■ Assigned task: Write out exactly the lines from the first line of the records below through the line that contains "Task: Name a", and stop there.

◆ ◆ ◆
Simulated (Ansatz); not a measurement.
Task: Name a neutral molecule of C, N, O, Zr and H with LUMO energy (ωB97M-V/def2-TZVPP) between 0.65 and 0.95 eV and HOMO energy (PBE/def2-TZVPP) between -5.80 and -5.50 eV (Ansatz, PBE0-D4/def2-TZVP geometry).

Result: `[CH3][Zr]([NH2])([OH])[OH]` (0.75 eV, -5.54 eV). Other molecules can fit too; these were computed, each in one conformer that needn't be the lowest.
◆ ◆ ◆

■ Solution:
Simulated (Ansatz); not a measurement.
Task: Name a neutral molecule of C, N, O, Zr and H with LUMO energy (ωB97M-V/def2-TZVPP) between 0.65 and 0.95 eV and HOMO energy (PBE/def2-TZVPP) between -5.80 and -5.50 eV (Ansatz, PBE0-D4/def2-TZVP geometry).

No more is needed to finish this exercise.